## Activity
Look through the data below and extract, unchanged, the lines from the one that contains "1.68 | 1.99 |" to the one that contains "0.98 | 1.04 |", both included.

## Material provided
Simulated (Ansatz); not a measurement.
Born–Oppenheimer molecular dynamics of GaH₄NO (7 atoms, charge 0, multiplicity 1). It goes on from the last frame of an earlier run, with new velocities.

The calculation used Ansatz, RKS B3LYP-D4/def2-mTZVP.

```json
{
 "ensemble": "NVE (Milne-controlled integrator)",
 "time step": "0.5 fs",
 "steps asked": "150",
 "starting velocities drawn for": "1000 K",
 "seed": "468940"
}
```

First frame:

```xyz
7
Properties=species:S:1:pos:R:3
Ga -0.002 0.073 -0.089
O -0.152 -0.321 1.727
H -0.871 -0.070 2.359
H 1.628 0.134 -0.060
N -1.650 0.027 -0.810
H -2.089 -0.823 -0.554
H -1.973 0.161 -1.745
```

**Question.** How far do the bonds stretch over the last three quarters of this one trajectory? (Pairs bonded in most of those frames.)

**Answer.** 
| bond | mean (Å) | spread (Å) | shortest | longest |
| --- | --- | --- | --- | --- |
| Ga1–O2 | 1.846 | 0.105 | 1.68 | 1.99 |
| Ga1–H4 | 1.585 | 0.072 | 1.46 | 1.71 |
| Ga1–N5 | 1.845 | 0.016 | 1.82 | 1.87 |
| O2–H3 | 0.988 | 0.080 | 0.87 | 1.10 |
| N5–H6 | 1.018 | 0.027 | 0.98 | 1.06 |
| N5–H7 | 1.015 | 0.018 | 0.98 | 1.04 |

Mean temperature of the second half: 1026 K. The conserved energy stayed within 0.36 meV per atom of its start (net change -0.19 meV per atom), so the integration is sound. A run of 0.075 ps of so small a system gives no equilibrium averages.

## Written solution
| Ga1–O2 | 1.846 | 0.105 | 1.68 | 1.99 |
| Ga1–H4 | 1.585 | 0.072 | 1.46 | 1.71 |
| Ga1–N5 | 1.845 | 0.016 | 1.82 | 1.87 |
| O2–H3 | 0.988 | 0.080 | 0.87 | 1.10 |
| N5–H6 | 1.018 | 0.027 | 0.98 | 1.06 |
| N5–H7 | 1.015 | 0.018 | 0.98 | 1.04 |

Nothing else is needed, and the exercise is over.